Reproduce the entries exactly.

(ENTRIES PROVIDED)
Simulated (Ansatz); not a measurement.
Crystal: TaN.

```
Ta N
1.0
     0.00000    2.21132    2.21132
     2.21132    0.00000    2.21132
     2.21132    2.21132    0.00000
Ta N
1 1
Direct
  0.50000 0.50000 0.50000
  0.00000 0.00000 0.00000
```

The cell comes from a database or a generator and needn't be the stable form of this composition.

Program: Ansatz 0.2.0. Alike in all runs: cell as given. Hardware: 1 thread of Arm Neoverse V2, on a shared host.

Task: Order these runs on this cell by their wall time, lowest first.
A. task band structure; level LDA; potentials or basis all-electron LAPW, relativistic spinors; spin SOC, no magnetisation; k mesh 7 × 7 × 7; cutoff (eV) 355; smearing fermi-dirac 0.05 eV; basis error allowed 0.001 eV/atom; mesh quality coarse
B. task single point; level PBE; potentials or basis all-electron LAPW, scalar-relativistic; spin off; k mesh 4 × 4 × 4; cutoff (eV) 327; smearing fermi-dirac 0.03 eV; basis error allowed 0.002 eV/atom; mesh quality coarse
(End ENTRIES PROVIDED)

▶ [RESPONSE BOX]
Simulated (Ansatz); not a measurement.
Crystal: TaN.

```
Ta N
1.0
     0.00000    2.21132    2.21132
     2.21132    0.00000    2.21132
     2.21132    2.21132    0.00000
Ta N
1 1
Direct
  0.50000 0.50000 0.50000
  0.00000 0.00000 0.00000
```

The cell comes from a database or a generator and needn't be the stable form of this composition.

Program: Ansatz 0.2.0. Alike in all runs: cell as given. Hardware: 1 thread of Arm Neoverse V2, on a shared host.

Task: Order these runs on this cell by their wall time, lowest first.
A. task band structure; level LDA; potentials or basis all-electron LAPW, relativistic spinors; spin SOC, no magnetisation; k mesh 7 × 7 × 7; cutoff (eV) 355; smearing fermi-dirac 0.05 eV; basis error allowed 0.001 eV/atom; mesh quality coarse
B. task single point; level PBE; potentials or basis all-electron LAPW, scalar-relativistic; spin off; k mesh 4 × 4 × 4; cutoff (eV) 327; smearing fermi-dirac 0.03 eV; basis error allowed 0.002 eV/atom; mesh quality coarse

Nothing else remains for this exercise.